▶ **BRIEF**:
Transcribe only the lines between the first line of the records and the line containing "Task: Write an", inclusive, exactly as written.

▶ **EXERCISE DATA**:
BEGIN

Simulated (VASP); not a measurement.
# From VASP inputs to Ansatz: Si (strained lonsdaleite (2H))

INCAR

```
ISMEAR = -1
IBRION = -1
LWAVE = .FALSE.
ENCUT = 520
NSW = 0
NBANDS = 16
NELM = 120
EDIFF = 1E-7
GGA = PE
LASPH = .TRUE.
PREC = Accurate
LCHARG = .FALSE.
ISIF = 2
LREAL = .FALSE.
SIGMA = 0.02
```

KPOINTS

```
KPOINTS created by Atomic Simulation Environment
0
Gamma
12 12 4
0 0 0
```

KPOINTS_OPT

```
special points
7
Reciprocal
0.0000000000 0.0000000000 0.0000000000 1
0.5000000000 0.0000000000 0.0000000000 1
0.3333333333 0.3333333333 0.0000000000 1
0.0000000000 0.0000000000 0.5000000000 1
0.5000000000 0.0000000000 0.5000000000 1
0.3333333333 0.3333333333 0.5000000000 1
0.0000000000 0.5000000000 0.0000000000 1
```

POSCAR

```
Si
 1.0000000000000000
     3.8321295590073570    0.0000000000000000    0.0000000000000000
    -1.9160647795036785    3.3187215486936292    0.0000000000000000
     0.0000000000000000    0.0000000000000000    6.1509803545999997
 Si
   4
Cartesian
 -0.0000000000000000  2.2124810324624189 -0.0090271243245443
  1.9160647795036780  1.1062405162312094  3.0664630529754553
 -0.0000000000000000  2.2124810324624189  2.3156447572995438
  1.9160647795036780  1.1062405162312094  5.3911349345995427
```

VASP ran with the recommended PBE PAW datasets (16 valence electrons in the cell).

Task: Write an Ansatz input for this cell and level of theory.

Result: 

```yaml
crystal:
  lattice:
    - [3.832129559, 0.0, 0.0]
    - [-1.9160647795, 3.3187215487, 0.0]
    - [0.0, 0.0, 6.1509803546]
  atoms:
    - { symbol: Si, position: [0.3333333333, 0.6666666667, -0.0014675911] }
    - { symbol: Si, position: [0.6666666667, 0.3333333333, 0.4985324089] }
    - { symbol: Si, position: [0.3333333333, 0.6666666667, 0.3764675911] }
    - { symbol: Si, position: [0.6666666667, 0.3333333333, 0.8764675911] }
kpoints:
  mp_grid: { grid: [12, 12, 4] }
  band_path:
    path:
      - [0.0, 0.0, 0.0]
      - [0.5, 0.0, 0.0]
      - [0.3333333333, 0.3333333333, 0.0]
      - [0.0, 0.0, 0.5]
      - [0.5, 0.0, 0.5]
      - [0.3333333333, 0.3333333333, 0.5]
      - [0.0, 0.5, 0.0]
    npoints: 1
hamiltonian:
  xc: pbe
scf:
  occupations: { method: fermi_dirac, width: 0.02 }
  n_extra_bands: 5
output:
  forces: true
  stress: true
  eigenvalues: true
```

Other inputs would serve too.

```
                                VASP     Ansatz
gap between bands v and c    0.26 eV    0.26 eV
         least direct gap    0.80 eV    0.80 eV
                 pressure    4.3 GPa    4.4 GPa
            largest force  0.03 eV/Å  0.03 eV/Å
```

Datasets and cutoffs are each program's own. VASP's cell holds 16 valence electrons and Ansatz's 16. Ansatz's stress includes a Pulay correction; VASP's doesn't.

END

▶ **ANSWER AREA**:
Simulated (VASP); not a measurement.
# From VASP inputs to Ansatz: Si (strained lonsdaleite (2H))

INCAR

```
ISMEAR = -1
IBRION = -1
LWAVE = .FALSE.
ENCUT = 520
NSW = 0
NBANDS = 16
NELM = 120
EDIFF = 1E-7
GGA = PE
LASPH = .TRUE.
PREC = Accurate
LCHARG = .FALSE.
ISIF = 2
LREAL = .FALSE.
SIGMA = 0.02
```

KPOINTS

```
KPOINTS created by Atomic Simulation Environment
0
Gamma
12 12 4
0 0 0
```

KPOINTS_OPT

```
special points
7
Reciprocal
0.0000000000 0.0000000000 0.0000000000 1
0.5000000000 0.0000000000 0.0000000000 1
0.3333333333 0.3333333333 0.0000000000 1
0.0000000000 0.0000000000 0.5000000000 1
0.5000000000 0.0000000000 0.5000000000 1
0.3333333333 0.3333333333 0.5000000000 1
0.0000000000 0.5000000000 0.0000000000 1
```

POSCAR

```
Si
 1.0000000000000000
     3.8321295590073570    0.0000000000000000    0.0000000000000000
    -1.9160647795036785    3.3187215486936292    0.0000000000000000
     0.0000000000000000    0.0000000000000000    6.1509803545999997
 Si
   4
Cartesian
 -0.0000000000000000  2.2124810324624189 -0.0090271243245443
  1.9160647795036780  1.1062405162312094  3.0664630529754553
 -0.0000000000000000  2.2124810324624189  2.3156447572995438
  1.9160647795036780  1.1062405162312094  5.3911349345995427
```

VASP ran with the recommended PBE PAW datasets (16 valence electrons in the cell).

Task: Write an Ansatz input for this cell and level of theory.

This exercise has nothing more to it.